*Activity:* Nothing but the lines from the top of the following entries through the line with "The system is KCl." should be printed, exactly as they are.

══════

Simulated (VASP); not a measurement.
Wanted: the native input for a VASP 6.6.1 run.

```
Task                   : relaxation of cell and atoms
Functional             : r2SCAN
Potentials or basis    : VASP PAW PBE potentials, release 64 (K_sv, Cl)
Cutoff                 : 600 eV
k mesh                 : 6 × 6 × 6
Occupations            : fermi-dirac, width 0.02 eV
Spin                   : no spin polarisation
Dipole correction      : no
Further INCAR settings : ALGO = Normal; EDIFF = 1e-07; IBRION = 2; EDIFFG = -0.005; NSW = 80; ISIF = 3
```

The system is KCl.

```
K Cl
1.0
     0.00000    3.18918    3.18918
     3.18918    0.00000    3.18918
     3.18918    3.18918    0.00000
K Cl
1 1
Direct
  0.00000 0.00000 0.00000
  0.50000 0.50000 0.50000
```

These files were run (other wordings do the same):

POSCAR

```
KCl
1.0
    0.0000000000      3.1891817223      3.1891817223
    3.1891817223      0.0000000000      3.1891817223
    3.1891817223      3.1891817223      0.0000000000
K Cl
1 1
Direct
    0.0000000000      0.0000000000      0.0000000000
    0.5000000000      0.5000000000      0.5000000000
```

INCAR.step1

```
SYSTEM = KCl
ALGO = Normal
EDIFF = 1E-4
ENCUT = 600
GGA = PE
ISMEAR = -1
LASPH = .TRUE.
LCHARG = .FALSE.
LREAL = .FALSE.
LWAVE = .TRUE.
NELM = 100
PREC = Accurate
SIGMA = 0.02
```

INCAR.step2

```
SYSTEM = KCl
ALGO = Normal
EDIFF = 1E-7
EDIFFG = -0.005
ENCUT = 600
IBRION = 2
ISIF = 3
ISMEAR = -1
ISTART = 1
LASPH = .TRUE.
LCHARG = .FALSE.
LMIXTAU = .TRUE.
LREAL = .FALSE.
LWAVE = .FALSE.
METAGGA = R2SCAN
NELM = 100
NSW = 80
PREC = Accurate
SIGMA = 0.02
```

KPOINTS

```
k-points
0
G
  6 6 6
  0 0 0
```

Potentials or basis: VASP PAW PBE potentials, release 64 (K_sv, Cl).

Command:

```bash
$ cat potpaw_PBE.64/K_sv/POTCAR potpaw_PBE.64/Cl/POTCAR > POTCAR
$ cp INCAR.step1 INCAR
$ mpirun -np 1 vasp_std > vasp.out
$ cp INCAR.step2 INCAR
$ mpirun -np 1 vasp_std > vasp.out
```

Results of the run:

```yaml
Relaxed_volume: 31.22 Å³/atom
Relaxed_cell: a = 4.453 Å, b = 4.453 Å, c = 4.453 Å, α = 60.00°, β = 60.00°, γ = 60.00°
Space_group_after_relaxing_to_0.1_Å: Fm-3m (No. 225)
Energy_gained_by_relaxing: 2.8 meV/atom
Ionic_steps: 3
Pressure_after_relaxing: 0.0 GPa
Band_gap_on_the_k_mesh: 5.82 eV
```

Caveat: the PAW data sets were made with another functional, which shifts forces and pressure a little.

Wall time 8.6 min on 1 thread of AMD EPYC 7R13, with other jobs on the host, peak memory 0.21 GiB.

══════

*Task result:*
Simulated (VASP); not a measurement.
Wanted: the native input for a VASP 6.6.1 run.

```
Task                   : relaxation of cell and atoms
Functional             : r2SCAN
Potentials or basis    : VASP PAW PBE potentials, release 64 (K_sv, Cl)
Cutoff                 : 600 eV
k mesh                 : 6 × 6 × 6
Occupations            : fermi-dirac, width 0.02 eV
Spin                   : no spin polarisation
Dipole correction      : no
Further INCAR settings : ALGO = Normal; EDIFF = 1e-07; IBRION = 2; EDIFFG = -0.005; NSW = 80; ISIF = 3
```

The system is KCl.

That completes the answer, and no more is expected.